### RECORD EXCERPTS
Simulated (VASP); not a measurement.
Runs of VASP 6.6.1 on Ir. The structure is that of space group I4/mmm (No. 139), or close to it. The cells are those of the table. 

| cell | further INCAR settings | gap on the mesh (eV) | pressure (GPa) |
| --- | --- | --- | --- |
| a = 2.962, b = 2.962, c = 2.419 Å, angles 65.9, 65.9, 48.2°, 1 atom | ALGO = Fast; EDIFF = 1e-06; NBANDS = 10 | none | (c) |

### ACTIVITY
Set every line of the listing down word for word.

### RESPONSE
Simulated (VASP); not a measurement.
Runs of VASP 6.6.1 on Ir. The structure is that of space group I4/mmm (No. 139), or close to it. The cells are those of the table. 

| cell | further INCAR settings | gap on the mesh (eV) | pressure (GPa) |
| --- | --- | --- | --- |
| a = 2.962, b = 2.962, c = 2.419 Å, angles 65.9, 65.9, 48.2°, 1 atom | ALGO = Fast; EDIFF = 1e-06; NBANDS = 10 | none | (c) |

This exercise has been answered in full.